ACTION ITEM: Your task is to write out all of the records once more, exactly.

INFORMATION PROVIDED:
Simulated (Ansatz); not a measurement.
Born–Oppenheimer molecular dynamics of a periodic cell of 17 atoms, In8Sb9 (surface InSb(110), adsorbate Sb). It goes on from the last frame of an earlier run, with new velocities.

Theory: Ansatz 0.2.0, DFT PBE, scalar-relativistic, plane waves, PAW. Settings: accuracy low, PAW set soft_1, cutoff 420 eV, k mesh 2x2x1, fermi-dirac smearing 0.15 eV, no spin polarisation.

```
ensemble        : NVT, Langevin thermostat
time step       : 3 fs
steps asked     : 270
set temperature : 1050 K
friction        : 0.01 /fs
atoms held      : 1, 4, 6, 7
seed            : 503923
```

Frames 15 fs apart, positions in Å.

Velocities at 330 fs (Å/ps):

WRITTEN REPLY:
Simulated (Ansatz); not a measurement.
Born–Oppenheimer molecular dynamics of a periodic cell of 17 atoms, In8Sb9 (surface InSb(110), adsorbate Sb). It goes on from the last frame of an earlier run, with new velocities.

Theory: Ansatz 0.2.0, DFT PBE, scalar-relativistic, plane waves, PAW. Settings: accuracy low, PAW set soft_1, cutoff 420 eV, k mesh 2x2x1, fermi-dirac smearing 0.15 eV, no spin polarisation.

```
ensemble        : NVT, Langevin thermostat
time step       : 3 fs
steps asked     : 270
set temperature : 1050 K
friction        : 0.01 /fs
atoms held      : 1, 4, 6, 7
seed            : 503923
```

Frames 15 fs apart, positions in Å.

Velocities at 330 fs (Å/ps):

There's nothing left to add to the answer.